------ Available data ------

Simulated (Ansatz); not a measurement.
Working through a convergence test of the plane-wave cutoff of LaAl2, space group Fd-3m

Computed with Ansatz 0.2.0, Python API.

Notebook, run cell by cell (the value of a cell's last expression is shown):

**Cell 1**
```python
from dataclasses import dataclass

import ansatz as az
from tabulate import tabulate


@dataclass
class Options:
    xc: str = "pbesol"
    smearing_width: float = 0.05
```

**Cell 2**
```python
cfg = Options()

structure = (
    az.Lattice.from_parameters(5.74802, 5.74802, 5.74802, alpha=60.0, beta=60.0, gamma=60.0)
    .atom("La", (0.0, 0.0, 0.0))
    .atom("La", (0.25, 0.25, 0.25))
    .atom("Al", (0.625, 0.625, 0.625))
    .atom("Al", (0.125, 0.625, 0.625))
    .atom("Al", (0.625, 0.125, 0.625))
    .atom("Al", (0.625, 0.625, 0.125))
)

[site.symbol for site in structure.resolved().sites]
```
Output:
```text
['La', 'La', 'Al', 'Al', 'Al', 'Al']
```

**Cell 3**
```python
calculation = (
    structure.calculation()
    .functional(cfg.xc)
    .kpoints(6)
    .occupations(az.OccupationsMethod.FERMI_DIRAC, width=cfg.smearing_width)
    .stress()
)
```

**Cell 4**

------

# Assigned task
Your job is to print exactly the lines that run from the top of the entries through the line with "Notebook, run cell", and no others.

# Worked solution
Simulated (Ansatz); not a measurement.
Working through a convergence test of the plane-wave cutoff of LaAl2, space group Fd-3m

Computed with Ansatz 0.2.0, Python API.

Notebook, run cell by cell (the value of a cell's last expression is shown):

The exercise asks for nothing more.